**Work task**:
Only the lines from the first line of the records through the line containing "Many methods on" belong in the answer. Copy them exactly.

+-------+

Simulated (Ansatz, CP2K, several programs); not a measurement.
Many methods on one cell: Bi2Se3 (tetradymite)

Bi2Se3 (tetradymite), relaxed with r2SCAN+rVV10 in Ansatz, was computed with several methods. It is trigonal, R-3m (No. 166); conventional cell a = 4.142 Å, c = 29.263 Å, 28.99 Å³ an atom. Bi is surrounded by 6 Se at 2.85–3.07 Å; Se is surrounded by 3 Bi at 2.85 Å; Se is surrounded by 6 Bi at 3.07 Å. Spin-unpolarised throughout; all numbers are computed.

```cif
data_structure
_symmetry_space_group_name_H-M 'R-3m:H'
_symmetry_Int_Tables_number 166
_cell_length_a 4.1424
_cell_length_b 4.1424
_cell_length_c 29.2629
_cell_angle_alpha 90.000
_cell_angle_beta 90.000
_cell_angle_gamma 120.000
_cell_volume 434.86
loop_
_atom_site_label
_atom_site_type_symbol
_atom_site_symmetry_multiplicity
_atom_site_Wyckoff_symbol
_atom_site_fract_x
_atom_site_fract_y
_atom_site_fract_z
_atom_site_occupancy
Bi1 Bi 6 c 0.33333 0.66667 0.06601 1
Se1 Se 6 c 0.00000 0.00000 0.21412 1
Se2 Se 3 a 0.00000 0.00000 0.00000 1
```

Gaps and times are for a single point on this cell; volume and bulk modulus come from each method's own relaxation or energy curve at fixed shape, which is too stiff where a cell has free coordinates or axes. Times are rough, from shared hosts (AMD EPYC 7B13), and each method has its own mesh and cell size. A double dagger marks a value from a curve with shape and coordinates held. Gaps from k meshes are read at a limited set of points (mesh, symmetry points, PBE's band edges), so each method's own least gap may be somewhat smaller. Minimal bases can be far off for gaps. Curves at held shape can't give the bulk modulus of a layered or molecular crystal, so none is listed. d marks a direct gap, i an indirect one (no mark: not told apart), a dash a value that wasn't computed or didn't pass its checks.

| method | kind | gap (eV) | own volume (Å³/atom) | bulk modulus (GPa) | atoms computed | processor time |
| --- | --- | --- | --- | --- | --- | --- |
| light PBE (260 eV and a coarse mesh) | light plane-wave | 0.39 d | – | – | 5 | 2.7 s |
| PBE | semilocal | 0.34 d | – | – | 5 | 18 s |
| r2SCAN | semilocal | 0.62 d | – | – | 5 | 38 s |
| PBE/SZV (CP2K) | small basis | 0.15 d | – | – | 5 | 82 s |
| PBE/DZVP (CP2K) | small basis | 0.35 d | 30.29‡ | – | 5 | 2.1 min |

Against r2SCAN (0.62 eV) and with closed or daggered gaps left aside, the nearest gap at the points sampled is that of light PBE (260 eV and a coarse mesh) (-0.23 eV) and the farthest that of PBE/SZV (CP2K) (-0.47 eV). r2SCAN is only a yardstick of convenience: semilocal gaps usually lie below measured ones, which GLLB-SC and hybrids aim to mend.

+-------+

**Written answer**:
Simulated (Ansatz, CP2K, several programs); not a measurement.
Many methods on one cell: Bi2Se3 (tetradymite)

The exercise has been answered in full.